Your answer must be the full set of entries, repeated exactly.

:::

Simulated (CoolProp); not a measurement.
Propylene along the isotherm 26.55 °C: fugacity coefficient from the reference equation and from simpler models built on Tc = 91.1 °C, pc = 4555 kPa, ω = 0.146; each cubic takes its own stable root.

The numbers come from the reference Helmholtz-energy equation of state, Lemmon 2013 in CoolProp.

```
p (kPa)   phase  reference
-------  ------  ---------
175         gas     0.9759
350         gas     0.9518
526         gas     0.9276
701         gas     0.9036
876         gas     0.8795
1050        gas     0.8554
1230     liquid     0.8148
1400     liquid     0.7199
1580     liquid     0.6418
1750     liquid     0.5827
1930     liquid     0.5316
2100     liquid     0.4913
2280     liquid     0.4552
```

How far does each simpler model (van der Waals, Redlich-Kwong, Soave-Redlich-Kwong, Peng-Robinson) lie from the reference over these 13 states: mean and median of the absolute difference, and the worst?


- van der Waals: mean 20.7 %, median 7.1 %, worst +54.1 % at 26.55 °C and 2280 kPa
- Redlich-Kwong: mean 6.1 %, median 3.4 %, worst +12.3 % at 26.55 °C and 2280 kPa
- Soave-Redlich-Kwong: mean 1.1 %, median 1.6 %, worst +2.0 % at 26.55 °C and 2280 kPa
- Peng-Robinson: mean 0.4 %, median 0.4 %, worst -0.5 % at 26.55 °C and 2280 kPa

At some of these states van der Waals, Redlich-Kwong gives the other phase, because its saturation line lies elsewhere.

:::

(Problem solution):
Simulated (CoolProp); not a measurement.
Propylene along the isotherm 26.55 °C: fugacity coefficient from the reference equation and from simpler models built on Tc = 91.1 °C, pc = 4555 kPa, ω = 0.146; each cubic takes its own stable root.

The numbers come from the reference Helmholtz-energy equation of state, Lemmon 2013 in CoolProp.

```
p (kPa)   phase  reference
-------  ------  ---------
175         gas     0.9759
350         gas     0.9518
526         gas     0.9276
701         gas     0.9036
876         gas     0.8795
1050        gas     0.8554
1230     liquid     0.8148
1400     liquid     0.7199
1580     liquid     0.6418
1750     liquid     0.5827
1930     liquid     0.5316
2100     liquid     0.4913
2280     liquid     0.4552
```

How far does each simpler model (van der Waals, Redlich-Kwong, Soave-Redlich-Kwong, Peng-Robinson) lie from the reference over these 13 states: mean and median of the absolute difference, and the worst?


- van der Waals: mean 20.7 %, median 7.1 %, worst +54.1 % at 26.55 °C and 2280 kPa
- Redlich-Kwong: mean 6.1 %, median 3.4 %, worst +12.3 % at 26.55 °C and 2280 kPa
- Soave-Redlich-Kwong: mean 1.1 %, median 1.6 %, worst +2.0 % at 26.55 °C and 2280 kPa
- Peng-Robinson: mean 0.4 %, median 0.4 %, worst -0.5 % at 26.55 °C and 2280 kPa

At some of these states van der Waals, Redlich-Kwong gives the other phase, because its saturation line lies elsewhere.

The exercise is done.